→ TASK ITEM
Repeat exactly what appears from the opening line of the listing to the line with "## 1. A short PBEsol relaxation", inclusive.

→ EXTRACTED RECORDS
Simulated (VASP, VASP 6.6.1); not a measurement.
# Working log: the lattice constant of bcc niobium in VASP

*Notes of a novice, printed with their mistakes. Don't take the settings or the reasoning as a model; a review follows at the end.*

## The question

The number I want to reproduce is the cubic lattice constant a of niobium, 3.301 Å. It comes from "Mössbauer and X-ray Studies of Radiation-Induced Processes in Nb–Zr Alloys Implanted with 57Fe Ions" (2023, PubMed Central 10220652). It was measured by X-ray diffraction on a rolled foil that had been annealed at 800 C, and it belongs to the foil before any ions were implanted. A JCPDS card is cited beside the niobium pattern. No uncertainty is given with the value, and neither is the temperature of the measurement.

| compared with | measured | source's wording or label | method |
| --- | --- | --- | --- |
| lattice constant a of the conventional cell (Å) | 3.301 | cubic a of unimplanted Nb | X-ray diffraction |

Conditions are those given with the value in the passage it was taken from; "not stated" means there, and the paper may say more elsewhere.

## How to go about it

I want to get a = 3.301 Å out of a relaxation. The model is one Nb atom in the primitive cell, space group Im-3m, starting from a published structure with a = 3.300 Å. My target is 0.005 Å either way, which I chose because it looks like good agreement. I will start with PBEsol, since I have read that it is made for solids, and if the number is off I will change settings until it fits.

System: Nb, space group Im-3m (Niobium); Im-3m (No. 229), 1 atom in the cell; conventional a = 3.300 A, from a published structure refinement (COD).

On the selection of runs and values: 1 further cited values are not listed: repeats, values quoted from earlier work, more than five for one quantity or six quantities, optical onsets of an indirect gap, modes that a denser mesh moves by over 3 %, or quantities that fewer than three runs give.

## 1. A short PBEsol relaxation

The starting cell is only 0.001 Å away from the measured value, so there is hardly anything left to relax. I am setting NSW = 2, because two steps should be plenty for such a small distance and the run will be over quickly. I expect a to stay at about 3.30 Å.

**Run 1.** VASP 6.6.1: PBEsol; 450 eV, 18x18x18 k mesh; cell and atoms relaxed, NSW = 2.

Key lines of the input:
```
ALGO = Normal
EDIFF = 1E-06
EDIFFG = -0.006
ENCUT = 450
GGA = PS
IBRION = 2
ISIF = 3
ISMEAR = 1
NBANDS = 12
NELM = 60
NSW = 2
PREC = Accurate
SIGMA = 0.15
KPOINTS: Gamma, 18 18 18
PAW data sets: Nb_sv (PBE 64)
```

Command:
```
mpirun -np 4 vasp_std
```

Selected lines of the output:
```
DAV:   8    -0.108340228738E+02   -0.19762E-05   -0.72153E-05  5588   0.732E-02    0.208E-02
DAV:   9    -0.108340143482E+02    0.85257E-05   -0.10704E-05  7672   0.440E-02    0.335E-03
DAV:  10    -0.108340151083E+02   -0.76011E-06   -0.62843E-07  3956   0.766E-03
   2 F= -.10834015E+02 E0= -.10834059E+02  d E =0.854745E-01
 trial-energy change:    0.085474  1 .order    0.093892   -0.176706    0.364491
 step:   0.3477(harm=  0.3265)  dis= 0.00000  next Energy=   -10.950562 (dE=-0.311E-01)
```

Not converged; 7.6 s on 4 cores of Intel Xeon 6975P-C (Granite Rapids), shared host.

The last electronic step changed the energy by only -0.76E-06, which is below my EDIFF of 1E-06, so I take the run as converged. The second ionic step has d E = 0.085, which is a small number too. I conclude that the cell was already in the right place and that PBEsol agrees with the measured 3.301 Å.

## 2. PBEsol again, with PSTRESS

→ TASK RESPONSE
Simulated (VASP, VASP 6.6.1); not a measurement.
# Working log: the lattice constant of bcc niobium in VASP

*Notes of a novice, printed with their mistakes. Don't take the settings or the reasoning as a model; a review follows at the end.*

## The question

The number I want to reproduce is the cubic lattice constant a of niobium, 3.301 Å. It comes from "Mössbauer and X-ray Studies of Radiation-Induced Processes in Nb–Zr Alloys Implanted with 57Fe Ions" (2023, PubMed Central 10220652). It was measured by X-ray diffraction on a rolled foil that had been annealed at 800 C, and it belongs to the foil before any ions were implanted. A JCPDS card is cited beside the niobium pattern. No uncertainty is given with the value, and neither is the temperature of the measurement.

| compared with | measured | source's wording or label | method |
| --- | --- | --- | --- |
| lattice constant a of the conventional cell (Å) | 3.301 | cubic a of unimplanted Nb | X-ray diffraction |

Conditions are those given with the value in the passage it was taken from; "not stated" means there, and the paper may say more elsewhere.

## How to go about it

I want to get a = 3.301 Å out of a relaxation. The model is one Nb atom in the primitive cell, space group Im-3m, starting from a published structure with a = 3.300 Å. My target is 0.005 Å either way, which I chose because it looks like good agreement. I will start with PBEsol, since I have read that it is made for solids, and if the number is off I will change settings until it fits.

System: Nb, space group Im-3m (Niobium); Im-3m (No. 229), 1 atom in the cell; conventional a = 3.300 A, from a published structure refinement (COD).

On the selection of runs and values: 1 further cited values are not listed: repeats, values quoted from earlier work, more than five for one quantity or six quantities, optical onsets of an indirect gap, modes that a denser mesh moves by over 3 %, or quantities that fewer than three runs give.

## 1. A short PBEsol relaxation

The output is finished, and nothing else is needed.